**Work item:** Word for word, transcribe all of the records.

**Information shown:**
◆ ◆ ◆ ◆ ◆ ◆ ◆

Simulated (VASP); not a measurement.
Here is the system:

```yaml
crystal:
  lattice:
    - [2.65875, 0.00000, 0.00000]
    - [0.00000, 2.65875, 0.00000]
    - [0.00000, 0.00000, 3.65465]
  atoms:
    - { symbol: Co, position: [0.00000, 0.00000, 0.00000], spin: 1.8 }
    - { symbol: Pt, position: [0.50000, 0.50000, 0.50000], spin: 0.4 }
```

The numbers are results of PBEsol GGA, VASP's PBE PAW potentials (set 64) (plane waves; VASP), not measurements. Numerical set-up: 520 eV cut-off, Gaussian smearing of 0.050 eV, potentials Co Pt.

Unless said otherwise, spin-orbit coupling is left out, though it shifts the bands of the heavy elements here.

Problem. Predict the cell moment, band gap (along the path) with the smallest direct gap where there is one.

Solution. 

◆ ◆ ◆ ◆ ◆ ◆ ◆

**Your response:**
Simulated (VASP); not a measurement.
Here is the system:

```yaml
crystal:
  lattice:
    - [2.65875, 0.00000, 0.00000]
    - [0.00000, 2.65875, 0.00000]
    - [0.00000, 0.00000, 3.65465]
  atoms:
    - { symbol: Co, position: [0.00000, 0.00000, 0.00000], spin: 1.8 }
    - { symbol: Pt, position: [0.50000, 0.50000, 0.50000], spin: 0.4 }
```

The numbers are results of PBEsol GGA, VASP's PBE PAW potentials (set 64) (plane waves; VASP), not measurements. Numerical set-up: 520 eV cut-off, Gaussian smearing of 0.050 eV, potentials Co Pt.

Unless said otherwise, spin-orbit coupling is left out, though it shifts the bands of the heavy elements here.

Problem. Predict the cell moment, band gap (along the path) with the smallest direct gap where there is one.

Solution. 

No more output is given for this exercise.